» RECORDS SHOWN:
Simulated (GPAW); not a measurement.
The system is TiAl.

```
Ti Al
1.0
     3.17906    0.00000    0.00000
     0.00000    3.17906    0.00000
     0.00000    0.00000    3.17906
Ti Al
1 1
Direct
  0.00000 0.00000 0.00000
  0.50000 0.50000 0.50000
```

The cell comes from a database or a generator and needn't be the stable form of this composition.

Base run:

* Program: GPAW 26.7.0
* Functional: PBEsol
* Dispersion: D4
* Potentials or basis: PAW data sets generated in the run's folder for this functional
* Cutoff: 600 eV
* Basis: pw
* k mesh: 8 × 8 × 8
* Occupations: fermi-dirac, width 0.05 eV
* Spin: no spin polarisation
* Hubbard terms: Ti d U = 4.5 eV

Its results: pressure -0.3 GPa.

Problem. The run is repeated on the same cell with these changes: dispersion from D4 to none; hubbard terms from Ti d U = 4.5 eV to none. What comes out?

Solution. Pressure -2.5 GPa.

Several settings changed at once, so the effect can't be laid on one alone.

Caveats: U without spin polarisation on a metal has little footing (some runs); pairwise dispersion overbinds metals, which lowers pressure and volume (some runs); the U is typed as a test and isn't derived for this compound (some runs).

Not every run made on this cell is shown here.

» REQUIREMENT:
Print the material above verbatim, first line through the line containing "Caveats: U without", both included.

» RESPONSE BOX:
Simulated (GPAW); not a measurement.
The system is TiAl.

```
Ti Al
1.0
     3.17906    0.00000    0.00000
     0.00000    3.17906    0.00000
     0.00000    0.00000    3.17906
Ti Al
1 1
Direct
  0.00000 0.00000 0.00000
  0.50000 0.50000 0.50000
```

The cell comes from a database or a generator and needn't be the stable form of this composition.

Base run:

* Program: GPAW 26.7.0
* Functional: PBEsol
* Dispersion: D4
* Potentials or basis: PAW data sets generated in the run's folder for this functional
* Cutoff: 600 eV
* Basis: pw
* k mesh: 8 × 8 × 8
* Occupations: fermi-dirac, width 0.05 eV
* Spin: no spin polarisation
* Hubbard terms: Ti d U = 4.5 eV

Its results: pressure -0.3 GPa.

Problem. The run is repeated on the same cell with these changes: dispersion from D4 to none; hubbard terms from Ti d U = 4.5 eV to none. What comes out?

Solution. Pressure -2.5 GPa.

Several settings changed at once, so the effect can't be laid on one alone.

Caveats: U without spin polarisation on a metal has little footing (some runs); pairwise dispersion overbinds metals, which lowers pressure and volume (some runs); the U is typed as a test and isn't derived for this compound (some runs).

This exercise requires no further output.